> [EXERCISE]:
Among the records that follow, set down only the lines from the one containing "Q: Which is" to the one containing "A: B is lower, by", both included, exactly.

● ● ● ●

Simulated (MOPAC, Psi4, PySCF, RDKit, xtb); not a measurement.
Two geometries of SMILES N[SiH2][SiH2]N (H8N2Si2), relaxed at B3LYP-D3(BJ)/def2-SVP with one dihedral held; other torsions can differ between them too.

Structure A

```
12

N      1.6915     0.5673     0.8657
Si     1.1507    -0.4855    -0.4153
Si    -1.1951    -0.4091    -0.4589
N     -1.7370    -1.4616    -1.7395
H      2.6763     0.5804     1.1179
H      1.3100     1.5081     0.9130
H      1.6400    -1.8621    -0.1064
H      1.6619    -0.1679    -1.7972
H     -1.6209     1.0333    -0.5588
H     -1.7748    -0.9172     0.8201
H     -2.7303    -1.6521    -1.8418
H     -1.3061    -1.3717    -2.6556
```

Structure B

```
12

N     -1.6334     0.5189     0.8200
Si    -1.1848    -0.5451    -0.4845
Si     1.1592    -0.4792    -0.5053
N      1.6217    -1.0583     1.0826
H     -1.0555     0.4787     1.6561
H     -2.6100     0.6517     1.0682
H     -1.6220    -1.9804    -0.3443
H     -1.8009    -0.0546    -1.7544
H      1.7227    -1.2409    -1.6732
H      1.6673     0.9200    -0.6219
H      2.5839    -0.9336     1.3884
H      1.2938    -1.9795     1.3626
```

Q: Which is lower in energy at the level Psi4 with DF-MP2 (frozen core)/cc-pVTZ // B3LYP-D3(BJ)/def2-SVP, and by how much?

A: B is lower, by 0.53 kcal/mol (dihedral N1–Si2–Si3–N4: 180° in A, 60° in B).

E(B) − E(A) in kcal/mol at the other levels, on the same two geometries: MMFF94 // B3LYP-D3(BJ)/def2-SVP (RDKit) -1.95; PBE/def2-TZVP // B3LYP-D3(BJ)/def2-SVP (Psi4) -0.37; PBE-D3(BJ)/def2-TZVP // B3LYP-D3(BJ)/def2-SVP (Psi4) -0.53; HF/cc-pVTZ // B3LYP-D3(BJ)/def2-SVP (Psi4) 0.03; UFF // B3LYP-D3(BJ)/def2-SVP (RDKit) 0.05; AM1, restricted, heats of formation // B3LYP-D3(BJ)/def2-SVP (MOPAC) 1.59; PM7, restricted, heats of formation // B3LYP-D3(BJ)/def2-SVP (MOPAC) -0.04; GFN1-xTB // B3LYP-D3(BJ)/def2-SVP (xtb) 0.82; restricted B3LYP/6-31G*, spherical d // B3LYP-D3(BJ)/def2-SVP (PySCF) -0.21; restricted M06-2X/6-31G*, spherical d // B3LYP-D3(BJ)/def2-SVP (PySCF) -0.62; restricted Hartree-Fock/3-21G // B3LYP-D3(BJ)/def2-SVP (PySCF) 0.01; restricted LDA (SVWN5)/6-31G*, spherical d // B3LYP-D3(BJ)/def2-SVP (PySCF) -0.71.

● ● ● ●

> [WRITTEN SOLUTION]:
Q: Which is lower in energy at the level Psi4 with DF-MP2 (frozen core)/cc-pVTZ // B3LYP-D3(BJ)/def2-SVP, and by how much?

A: B is lower, by 0.53 kcal/mol (dihedral N1–Si2–Si3–N4: 180° in A, 60° in B).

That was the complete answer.